┄┄┄┄┄┄┄┄┄┄┄┄┄┄┄┄┄┄┄┄
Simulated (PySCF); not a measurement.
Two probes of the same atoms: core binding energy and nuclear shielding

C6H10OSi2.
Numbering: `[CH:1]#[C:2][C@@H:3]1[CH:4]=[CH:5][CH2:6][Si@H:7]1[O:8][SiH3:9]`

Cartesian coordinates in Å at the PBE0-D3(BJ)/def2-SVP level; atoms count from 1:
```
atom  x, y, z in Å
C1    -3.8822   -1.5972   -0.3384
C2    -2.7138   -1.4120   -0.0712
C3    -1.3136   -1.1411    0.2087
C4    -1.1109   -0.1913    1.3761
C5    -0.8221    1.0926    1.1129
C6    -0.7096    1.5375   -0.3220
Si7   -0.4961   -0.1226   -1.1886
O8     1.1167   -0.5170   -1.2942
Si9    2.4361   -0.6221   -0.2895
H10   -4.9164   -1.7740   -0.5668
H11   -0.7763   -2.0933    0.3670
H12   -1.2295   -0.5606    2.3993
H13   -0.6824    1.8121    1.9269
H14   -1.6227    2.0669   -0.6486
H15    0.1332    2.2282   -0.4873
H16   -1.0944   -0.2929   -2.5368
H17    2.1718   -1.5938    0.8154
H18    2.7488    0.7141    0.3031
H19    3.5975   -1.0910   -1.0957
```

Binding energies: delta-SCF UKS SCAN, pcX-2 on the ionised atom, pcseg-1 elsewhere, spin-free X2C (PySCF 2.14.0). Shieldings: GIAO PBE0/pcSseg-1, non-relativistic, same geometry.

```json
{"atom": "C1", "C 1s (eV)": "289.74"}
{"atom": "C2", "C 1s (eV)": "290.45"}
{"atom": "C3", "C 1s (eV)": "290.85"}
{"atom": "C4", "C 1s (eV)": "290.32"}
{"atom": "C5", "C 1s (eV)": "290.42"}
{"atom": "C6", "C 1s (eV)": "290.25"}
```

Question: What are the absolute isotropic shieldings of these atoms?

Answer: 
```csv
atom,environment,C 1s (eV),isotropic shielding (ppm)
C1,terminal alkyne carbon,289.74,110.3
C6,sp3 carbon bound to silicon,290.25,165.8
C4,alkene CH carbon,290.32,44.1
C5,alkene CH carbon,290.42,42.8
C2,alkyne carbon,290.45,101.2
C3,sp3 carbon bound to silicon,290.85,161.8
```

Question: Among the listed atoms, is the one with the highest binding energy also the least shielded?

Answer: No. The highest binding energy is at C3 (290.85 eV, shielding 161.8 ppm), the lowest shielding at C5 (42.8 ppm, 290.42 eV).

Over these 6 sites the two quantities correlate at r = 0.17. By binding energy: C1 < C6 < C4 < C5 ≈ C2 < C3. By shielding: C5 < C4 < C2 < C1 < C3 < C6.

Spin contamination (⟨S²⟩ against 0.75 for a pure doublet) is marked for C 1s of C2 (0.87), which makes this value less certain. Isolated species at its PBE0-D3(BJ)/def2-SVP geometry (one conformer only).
┄┄┄┄┄┄┄┄┄┄┄┄┄┄┄┄┄┄┄┄

Required action
The lines needed are the ones from the first line of the entries through the line that contains "Question: Among the", given again without any change.

Written response
Simulated (PySCF); not a measurement.
Two probes of the same atoms: core binding energy and nuclear shielding

C6H10OSi2.
Numbering: `[CH:1]#[C:2][C@@H:3]1[CH:4]=[CH:5][CH2:6][Si@H:7]1[O:8][SiH3:9]`

Cartesian coordinates in Å at the PBE0-D3(BJ)/def2-SVP level; atoms count from 1:
```
atom  x, y, z in Å
C1    -3.8822   -1.5972   -0.3384
C2    -2.7138   -1.4120   -0.0712
C3    -1.3136   -1.1411    0.2087
C4    -1.1109   -0.1913    1.3761
C5    -0.8221    1.0926    1.1129
C6    -0.7096    1.5375   -0.3220
Si7   -0.4961   -0.1226   -1.1886
O8     1.1167   -0.5170   -1.2942
Si9    2.4361   -0.6221   -0.2895
H10   -4.9164   -1.7740   -0.5668
H11   -0.7763   -2.0933    0.3670
H12   -1.2295   -0.5606    2.3993
H13   -0.6824    1.8121    1.9269
H14   -1.6227    2.0669   -0.6486
H15    0.1332    2.2282   -0.4873
H16   -1.0944   -0.2929   -2.5368
H17    2.1718   -1.5938    0.8154
H18    2.7488    0.7141    0.3031
H19    3.5975   -1.0910   -1.0957
```

Binding energies: delta-SCF UKS SCAN, pcX-2 on the ionised atom, pcseg-1 elsewhere, spin-free X2C (PySCF 2.14.0). Shieldings: GIAO PBE0/pcSseg-1, non-relativistic, same geometry.

```json
{"atom": "C1", "C 1s (eV)": "289.74"}
{"atom": "C2", "C 1s (eV)": "290.45"}
{"atom": "C3", "C 1s (eV)": "290.85"}
{"atom": "C4", "C 1s (eV)": "290.32"}
{"atom": "C5", "C 1s (eV)": "290.42"}
{"atom": "C6", "C 1s (eV)": "290.25"}
```

Question: What are the absolute isotropic shieldings of these atoms?

Answer: 
```csv
atom,environment,C 1s (eV),isotropic shielding (ppm)
C1,terminal alkyne carbon,289.74,110.3
C6,sp3 carbon bound to silicon,290.25,165.8
C4,alkene CH carbon,290.32,44.1
C5,alkene CH carbon,290.42,42.8
C2,alkyne carbon,290.45,101.2
C3,sp3 carbon bound to silicon,290.85,161.8
```

Question: Among the listed atoms, is the one with the highest binding energy also the least shielded?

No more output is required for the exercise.